_DATA_:
———

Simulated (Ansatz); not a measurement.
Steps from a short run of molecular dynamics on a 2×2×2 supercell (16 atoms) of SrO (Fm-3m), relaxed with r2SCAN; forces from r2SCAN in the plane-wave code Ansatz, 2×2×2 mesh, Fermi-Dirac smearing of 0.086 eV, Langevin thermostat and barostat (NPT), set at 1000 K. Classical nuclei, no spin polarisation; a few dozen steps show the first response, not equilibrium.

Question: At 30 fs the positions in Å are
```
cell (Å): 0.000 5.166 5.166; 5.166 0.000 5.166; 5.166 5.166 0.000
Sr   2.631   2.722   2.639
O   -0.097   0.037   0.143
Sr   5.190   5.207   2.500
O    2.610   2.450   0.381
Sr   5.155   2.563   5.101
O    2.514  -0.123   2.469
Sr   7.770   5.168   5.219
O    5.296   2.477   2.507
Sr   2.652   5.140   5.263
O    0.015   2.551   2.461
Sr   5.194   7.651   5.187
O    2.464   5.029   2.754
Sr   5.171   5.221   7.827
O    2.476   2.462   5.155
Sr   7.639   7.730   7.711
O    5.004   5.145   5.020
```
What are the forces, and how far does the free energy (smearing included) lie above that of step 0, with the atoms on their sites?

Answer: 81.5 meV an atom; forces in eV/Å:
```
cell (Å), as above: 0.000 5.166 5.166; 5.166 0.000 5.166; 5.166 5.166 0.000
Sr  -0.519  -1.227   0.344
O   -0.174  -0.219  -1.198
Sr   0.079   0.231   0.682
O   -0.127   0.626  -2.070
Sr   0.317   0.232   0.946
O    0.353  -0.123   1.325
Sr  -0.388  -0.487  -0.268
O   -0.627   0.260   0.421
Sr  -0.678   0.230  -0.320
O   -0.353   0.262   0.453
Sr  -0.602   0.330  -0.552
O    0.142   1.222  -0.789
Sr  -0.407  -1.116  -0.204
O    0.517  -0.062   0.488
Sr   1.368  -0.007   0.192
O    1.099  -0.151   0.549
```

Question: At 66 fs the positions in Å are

———

_TASK ITEM_: Lines from the start of the material through the line containing "Question: At 30 fs the positions in Å are" are wanted. Write them out exactly.

_EXERCISE OUTPUT_:
Simulated (Ansatz); not a measurement.
Steps from a short run of molecular dynamics on a 2×2×2 supercell (16 atoms) of SrO (Fm-3m), relaxed with r2SCAN; forces from r2SCAN in the plane-wave code Ansatz, 2×2×2 mesh, Fermi-Dirac smearing of 0.086 eV, Langevin thermostat and barostat (NPT), set at 1000 K. Classical nuclei, no spin polarisation; a few dozen steps show the first response, not equilibrium.

Question: At 30 fs the positions in Å are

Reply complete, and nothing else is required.